Each entry has to be set down again with no alteration.

-*-*-

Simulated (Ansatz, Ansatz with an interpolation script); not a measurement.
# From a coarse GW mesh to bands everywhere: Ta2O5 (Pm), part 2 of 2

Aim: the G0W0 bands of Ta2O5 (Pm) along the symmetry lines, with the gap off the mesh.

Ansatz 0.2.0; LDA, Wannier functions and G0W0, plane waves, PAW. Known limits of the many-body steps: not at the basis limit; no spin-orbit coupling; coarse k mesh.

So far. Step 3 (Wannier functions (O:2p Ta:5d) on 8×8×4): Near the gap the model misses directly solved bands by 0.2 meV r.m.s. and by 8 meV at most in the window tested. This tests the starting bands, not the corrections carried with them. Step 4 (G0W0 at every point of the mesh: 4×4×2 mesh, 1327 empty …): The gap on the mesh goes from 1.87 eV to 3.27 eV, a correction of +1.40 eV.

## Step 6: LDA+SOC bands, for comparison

-*-*-

— ANSWER AREA —
Simulated (Ansatz, Ansatz with an interpolation script); not a measurement.
# From a coarse GW mesh to bands everywhere: Ta2O5 (Pm), part 2 of 2

Aim: the G0W0 bands of Ta2O5 (Pm) along the symmetry lines, with the gap off the mesh.

Ansatz 0.2.0; LDA, Wannier functions and G0W0, plane waves, PAW. Known limits of the many-body steps: not at the basis limit; no spin-orbit coupling; coarse k mesh.

So far. Step 3 (Wannier functions (O:2p Ta:5d) on 8×8×4): Near the gap the model misses directly solved bands by 0.2 meV r.m.s. and by 8 meV at most in the window tested. This tests the starting bands, not the corrections carried with them. Step 4 (G0W0 at every point of the mesh: 4×4×2 mesh, 1327 empty …): The gap on the mesh goes from 1.87 eV to 3.27 eV, a correction of +1.40 eV.

## Step 6: LDA+SOC bands, for comparison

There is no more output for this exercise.